▶ [Work task]
Exact copies of all entries are expected.

==== Given records ====

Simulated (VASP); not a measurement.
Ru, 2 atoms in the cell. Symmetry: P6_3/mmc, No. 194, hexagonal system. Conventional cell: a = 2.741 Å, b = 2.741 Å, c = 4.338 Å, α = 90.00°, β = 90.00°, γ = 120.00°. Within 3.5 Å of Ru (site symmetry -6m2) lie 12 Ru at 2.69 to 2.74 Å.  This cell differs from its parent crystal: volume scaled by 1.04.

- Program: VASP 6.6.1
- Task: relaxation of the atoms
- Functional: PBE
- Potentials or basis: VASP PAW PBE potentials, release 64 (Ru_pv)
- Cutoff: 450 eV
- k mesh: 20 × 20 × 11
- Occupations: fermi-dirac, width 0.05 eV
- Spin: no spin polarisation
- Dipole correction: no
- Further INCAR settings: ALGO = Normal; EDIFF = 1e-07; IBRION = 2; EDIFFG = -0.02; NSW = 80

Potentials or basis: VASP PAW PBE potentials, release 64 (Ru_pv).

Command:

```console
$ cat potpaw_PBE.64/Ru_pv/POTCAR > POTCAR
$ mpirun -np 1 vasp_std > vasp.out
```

====

▶ [Task result]
Simulated (VASP); not a measurement.
Ru, 2 atoms in the cell. Symmetry: P6_3/mmc, No. 194, hexagonal system. Conventional cell: a = 2.741 Å, b = 2.741 Å, c = 4.338 Å, α = 90.00°, β = 90.00°, γ = 120.00°. Within 3.5 Å of Ru (site symmetry -6m2) lie 12 Ru at 2.69 to 2.74 Å.  This cell differs from its parent crystal: volume scaled by 1.04.

- Program: VASP 6.6.1
- Task: relaxation of the atoms
- Functional: PBE
- Potentials or basis: VASP PAW PBE potentials, release 64 (Ru_pv)
- Cutoff: 450 eV
- k mesh: 20 × 20 × 11
- Occupations: fermi-dirac, width 0.05 eV
- Spin: no spin polarisation
- Dipole correction: no
- Further INCAR settings: ALGO = Normal; EDIFF = 1e-07; IBRION = 2; EDIFFG = -0.02; NSW = 80

Potentials or basis: VASP PAW PBE potentials, release 64 (Ru_pv).

Command:

```console
$ cat potpaw_PBE.64/Ru_pv/POTCAR > POTCAR
$ mpirun -np 1 vasp_std > vasp.out
```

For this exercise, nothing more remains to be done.